> [WORK TASK]
Set the data down again, word for word, as it appears below.

━━━━━ DATA EXTRACT

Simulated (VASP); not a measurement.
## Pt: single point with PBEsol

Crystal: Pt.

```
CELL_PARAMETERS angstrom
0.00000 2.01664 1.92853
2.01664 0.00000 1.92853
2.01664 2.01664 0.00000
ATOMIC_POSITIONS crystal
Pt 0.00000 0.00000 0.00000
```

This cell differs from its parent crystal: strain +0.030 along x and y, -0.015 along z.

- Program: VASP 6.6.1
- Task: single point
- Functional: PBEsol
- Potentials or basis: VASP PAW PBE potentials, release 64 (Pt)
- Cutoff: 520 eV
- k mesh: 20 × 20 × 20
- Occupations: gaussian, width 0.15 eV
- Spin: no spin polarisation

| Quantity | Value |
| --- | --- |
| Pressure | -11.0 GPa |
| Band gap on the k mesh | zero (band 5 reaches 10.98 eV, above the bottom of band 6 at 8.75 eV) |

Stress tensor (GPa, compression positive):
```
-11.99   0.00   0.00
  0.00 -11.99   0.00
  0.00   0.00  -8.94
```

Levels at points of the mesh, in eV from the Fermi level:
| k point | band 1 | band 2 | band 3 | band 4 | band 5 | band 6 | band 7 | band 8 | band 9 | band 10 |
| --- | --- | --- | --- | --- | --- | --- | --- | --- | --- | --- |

━━━━━━━━━━

> [EXERCISE RESULT]
Simulated (VASP); not a measurement.
## Pt: single point with PBEsol

Crystal: Pt.

```
CELL_PARAMETERS angstrom
0.00000 2.01664 1.92853
2.01664 0.00000 1.92853
2.01664 2.01664 0.00000
ATOMIC_POSITIONS crystal
Pt 0.00000 0.00000 0.00000
```

This cell differs from its parent crystal: strain +0.030 along x and y, -0.015 along z.

- Program: VASP 6.6.1
- Task: single point
- Functional: PBEsol
- Potentials or basis: VASP PAW PBE potentials, release 64 (Pt)
- Cutoff: 520 eV
- k mesh: 20 × 20 × 20
- Occupations: gaussian, width 0.15 eV
- Spin: no spin polarisation

| Quantity | Value |
| --- | --- |
| Pressure | -11.0 GPa |
| Band gap on the k mesh | zero (band 5 reaches 10.98 eV, above the bottom of band 6 at 8.75 eV) |

Stress tensor (GPa, compression positive):
```
-11.99   0.00   0.00
  0.00 -11.99   0.00
  0.00   0.00  -8.94
```

Levels at points of the mesh, in eV from the Fermi level:
| k point | band 1 | band 2 | band 3 | band 4 | band 5 | band 6 | band 7 | band 8 | band 9 | band 10 |
| --- | --- | --- | --- | --- | --- | --- | --- | --- | --- | --- |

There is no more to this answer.